REQUIRED ACTION
Reproduce the records word for word, from the first line to the line containing "State: charge −1, doublet.".

EXTRACTED INFORMATION
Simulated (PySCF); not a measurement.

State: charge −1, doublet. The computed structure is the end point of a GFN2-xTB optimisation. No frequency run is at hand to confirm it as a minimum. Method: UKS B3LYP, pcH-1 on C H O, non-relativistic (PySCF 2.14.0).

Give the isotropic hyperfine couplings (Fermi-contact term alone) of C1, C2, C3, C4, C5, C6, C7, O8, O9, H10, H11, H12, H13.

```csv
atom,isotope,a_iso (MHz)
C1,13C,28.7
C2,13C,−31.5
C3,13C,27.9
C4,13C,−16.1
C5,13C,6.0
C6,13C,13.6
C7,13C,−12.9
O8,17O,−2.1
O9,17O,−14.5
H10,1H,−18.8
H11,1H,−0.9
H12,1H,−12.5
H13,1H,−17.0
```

WRITTEN RESPONSE
Simulated (PySCF); not a measurement.

State: charge −1, doublet. The computed structure is the end point of a GFN2-xTB optimisation. No frequency run is at hand to confirm it as a minimum. Method: UKS B3LYP, pcH-1 on C H O, non-relativistic (PySCF 2.14.0).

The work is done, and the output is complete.